——

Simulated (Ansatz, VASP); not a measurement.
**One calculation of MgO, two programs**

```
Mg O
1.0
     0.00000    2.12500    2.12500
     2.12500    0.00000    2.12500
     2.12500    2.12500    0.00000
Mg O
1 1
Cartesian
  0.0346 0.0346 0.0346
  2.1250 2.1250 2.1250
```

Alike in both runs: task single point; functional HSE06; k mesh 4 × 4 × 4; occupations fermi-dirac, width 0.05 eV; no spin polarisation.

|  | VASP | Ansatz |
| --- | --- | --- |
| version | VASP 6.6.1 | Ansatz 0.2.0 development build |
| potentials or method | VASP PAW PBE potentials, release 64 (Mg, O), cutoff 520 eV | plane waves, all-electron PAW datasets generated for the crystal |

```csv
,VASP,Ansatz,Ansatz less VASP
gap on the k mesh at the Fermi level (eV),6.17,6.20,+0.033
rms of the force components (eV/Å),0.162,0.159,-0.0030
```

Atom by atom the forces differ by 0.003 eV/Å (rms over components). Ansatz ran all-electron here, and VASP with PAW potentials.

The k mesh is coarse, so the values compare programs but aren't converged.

——

Required action
Your task is to transcribe, with no changes, only the lines of the listing above that lie between the line holding "VASP | Ansatz |" and the line holding "Atom by atom", inclusive.

Exercise solution
|  | VASP | Ansatz |
| --- | --- | --- |
| version | VASP 6.6.1 | Ansatz 0.2.0 development build |
| potentials or method | VASP PAW PBE potentials, release 64 (Mg, O), cutoff 520 eV | plane waves, all-electron PAW datasets generated for the crystal |

```csv
,VASP,Ansatz,Ansatz less VASP
gap on the k mesh at the Fermi level (eV),6.17,6.20,+0.033
rms of the force components (eV/Å),0.162,0.159,-0.0030
```

Atom by atom the forces differ by 0.003 eV/Å (rms over components). Ansatz ran all-electron here, and VASP with PAW potentials.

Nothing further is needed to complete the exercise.